--

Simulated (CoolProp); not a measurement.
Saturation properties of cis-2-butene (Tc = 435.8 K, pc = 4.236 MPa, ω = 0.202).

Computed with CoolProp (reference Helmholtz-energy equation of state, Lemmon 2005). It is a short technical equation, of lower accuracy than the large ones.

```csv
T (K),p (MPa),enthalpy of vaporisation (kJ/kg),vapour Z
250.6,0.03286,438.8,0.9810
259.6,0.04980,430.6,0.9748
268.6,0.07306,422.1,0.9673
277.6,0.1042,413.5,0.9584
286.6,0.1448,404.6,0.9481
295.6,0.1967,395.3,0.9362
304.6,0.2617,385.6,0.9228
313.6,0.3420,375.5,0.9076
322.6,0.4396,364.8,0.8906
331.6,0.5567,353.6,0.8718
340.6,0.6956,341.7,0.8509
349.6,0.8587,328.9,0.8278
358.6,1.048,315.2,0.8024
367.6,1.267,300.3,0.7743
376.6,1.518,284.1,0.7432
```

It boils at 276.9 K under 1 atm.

--

Work order: Reproduce the listing word for word from its first line up to and including the line with "Saturation properties of". Give no other lines.

Solution:
Simulated (CoolProp); not a measurement.
Saturation properties of cis-2-butene (Tc = 435.8 K, pc = 4.236 MPa, ω = 0.202).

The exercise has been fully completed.